────────────────────────────────────────

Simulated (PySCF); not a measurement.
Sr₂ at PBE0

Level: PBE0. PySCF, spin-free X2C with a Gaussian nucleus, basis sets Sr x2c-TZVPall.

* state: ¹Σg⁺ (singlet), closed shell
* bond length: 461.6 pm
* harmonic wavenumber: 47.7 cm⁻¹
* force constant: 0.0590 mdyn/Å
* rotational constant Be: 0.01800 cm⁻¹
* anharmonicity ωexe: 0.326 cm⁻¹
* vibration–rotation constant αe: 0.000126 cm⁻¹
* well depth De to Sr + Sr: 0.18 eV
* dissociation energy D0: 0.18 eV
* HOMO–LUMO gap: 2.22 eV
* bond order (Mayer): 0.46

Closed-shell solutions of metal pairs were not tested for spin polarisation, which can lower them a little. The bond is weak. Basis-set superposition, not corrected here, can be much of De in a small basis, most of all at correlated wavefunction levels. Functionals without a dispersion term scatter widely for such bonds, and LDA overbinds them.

────────────────────────────────────────

— Work task —
Only the lines above from the one with "D0: 0.18 eV" up to and including the one with "order (Mayer): 0.46" should be repeated, exactly as written.

— Answer section —
* dissociation energy D0: 0.18 eV
* HOMO–LUMO gap: 2.22 eV
* bond order (Mayer): 0.46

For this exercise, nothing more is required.